== RECORDED INFORMATION ==
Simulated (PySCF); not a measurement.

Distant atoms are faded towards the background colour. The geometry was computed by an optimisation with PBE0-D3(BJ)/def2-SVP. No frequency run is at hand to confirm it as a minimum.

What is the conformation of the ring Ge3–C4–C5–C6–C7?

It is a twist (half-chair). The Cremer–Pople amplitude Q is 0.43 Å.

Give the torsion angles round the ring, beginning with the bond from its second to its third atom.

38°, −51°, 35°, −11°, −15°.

== REQUIREMENT ==
Everything from the first line of the records above to the line containing "What is the", inclusive, should be repeated exactly; leave out the rest.

== ANSWER BOX ==
Simulated (PySCF); not a measurement.

Distant atoms are faded towards the background colour. The geometry was computed by an optimisation with PBE0-D3(BJ)/def2-SVP. No frequency run is at hand to confirm it as a minimum.

What is the conformation of the ring Ge3–C4–C5–C6–C7?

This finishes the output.